Work instruction
Write out the lines from the top of the material through the line with "## Step 2: Relaxing", exactly and with nothing added.

Segment Open

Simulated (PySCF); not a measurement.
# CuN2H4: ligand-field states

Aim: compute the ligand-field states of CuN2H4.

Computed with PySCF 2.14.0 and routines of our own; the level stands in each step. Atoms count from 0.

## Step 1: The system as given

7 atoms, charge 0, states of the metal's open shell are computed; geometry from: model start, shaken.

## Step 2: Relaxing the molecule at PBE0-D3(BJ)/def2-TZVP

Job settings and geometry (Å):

Segment Closed

Written response
Simulated (PySCF); not a measurement.
# CuN2H4: ligand-field states

Aim: compute the ligand-field states of CuN2H4.

Computed with PySCF 2.14.0 and routines of our own; the level stands in each step. Atoms count from 0.

## Step 1: The system as given

7 atoms, charge 0, states of the metal's open shell are computed; geometry from: model start, shaken.

## Step 2: Relaxing the molecule at PBE0-D3(BJ)/def2-TZVP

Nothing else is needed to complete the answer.